*** Opening Raw data ***

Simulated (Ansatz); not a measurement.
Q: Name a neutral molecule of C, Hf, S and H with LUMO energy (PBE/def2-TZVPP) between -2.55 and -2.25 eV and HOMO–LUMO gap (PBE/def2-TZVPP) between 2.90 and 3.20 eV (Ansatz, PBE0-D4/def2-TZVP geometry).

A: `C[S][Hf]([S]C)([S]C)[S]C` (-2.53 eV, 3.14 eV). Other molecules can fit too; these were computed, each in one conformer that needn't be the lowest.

*** Closing Raw data ***

> _Work task_: Here, the records must be output exactly and in full.

> _Exercise solution_:
Simulated (Ansatz); not a measurement.
Q: Name a neutral molecule of C, Hf, S and H with LUMO energy (PBE/def2-TZVPP) between -2.55 and -2.25 eV and HOMO–LUMO gap (PBE/def2-TZVPP) between 2.90 and 3.20 eV (Ansatz, PBE0-D4/def2-TZVP geometry).

A: `C[S][Hf]([S]C)([S]C)[S]C` (-2.53 eV, 3.14 eV). Other molecules can fit too; these were computed, each in one conformer that needn't be the lowest.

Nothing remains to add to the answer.